ACTION ITEM: Exactly retype the lines of the material from its first line to the line with "Question: Will this input run?", including both.

INFORMATION PROVIDED:

.....

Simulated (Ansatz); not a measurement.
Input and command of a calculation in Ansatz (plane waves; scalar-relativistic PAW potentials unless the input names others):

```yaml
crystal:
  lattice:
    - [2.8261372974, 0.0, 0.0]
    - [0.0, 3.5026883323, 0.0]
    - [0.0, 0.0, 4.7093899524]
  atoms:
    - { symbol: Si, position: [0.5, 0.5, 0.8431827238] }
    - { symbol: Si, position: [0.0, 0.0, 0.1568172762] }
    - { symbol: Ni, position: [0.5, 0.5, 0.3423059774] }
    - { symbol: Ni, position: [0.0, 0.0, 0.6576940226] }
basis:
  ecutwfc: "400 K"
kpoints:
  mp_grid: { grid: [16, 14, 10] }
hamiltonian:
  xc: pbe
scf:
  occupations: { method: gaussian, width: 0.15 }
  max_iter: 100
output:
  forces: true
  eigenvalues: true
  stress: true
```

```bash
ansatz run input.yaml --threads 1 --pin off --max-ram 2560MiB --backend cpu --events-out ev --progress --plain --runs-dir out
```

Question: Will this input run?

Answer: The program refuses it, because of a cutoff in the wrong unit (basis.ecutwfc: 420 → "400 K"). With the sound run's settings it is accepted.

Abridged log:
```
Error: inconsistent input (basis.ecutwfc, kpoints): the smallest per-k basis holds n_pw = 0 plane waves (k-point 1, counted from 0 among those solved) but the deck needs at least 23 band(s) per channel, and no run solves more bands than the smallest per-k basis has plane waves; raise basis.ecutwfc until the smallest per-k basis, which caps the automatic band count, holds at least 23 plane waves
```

.....

EXERCISE ANSWER:
Simulated (Ansatz); not a measurement.
Input and command of a calculation in Ansatz (plane waves; scalar-relativistic PAW potentials unless the input names others):

```yaml
crystal:
  lattice:
    - [2.8261372974, 0.0, 0.0]
    - [0.0, 3.5026883323, 0.0]
    - [0.0, 0.0, 4.7093899524]
  atoms:
    - { symbol: Si, position: [0.5, 0.5, 0.8431827238] }
    - { symbol: Si, position: [0.0, 0.0, 0.1568172762] }
    - { symbol: Ni, position: [0.5, 0.5, 0.3423059774] }
    - { symbol: Ni, position: [0.0, 0.0, 0.6576940226] }
basis:
  ecutwfc: "400 K"
kpoints:
  mp_grid: { grid: [16, 14, 10] }
hamiltonian:
  xc: pbe
scf:
  occupations: { method: gaussian, width: 0.15 }
  max_iter: 100
output:
  forces: true
  eigenvalues: true
  stress: true
```

```bash
ansatz run input.yaml --threads 1 --pin off --max-ram 2560MiB --backend cpu --events-out ev --progress --plain --runs-dir out
```

Question: Will this input run?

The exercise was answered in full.